Data listing –
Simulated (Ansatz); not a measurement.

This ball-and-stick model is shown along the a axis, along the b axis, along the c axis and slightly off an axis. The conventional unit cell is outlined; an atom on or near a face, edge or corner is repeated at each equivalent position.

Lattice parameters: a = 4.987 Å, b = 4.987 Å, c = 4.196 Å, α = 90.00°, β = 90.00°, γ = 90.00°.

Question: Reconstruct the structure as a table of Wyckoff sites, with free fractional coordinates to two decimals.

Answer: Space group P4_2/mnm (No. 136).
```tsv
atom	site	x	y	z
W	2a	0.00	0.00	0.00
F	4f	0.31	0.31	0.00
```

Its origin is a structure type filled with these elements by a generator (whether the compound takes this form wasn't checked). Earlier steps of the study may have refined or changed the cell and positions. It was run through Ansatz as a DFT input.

Work instruction – Repeat the listing in its entirety, keeping each line as it is.

Your solution –
Simulated (Ansatz); not a measurement.

This ball-and-stick model is shown along the a axis, along the b axis, along the c axis and slightly off an axis. The conventional unit cell is outlined; an atom on or near a face, edge or corner is repeated at each equivalent position.

Lattice parameters: a = 4.987 Å, b = 4.987 Å, c = 4.196 Å, α = 90.00°, β = 90.00°, γ = 90.00°.

Question: Reconstruct the structure as a table of Wyckoff sites, with free fractional coordinates to two decimals.

Answer: Space group P4_2/mnm (No. 136).
```tsv
atom	site	x	y	z
W	2a	0.00	0.00	0.00
F	4f	0.31	0.31	0.00
```

Its origin is a structure type filled with these elements by a generator (whether the compound takes this form wasn't checked). Earlier steps of the study may have refined or changed the cell and positions. It was run through Ansatz as a DFT input.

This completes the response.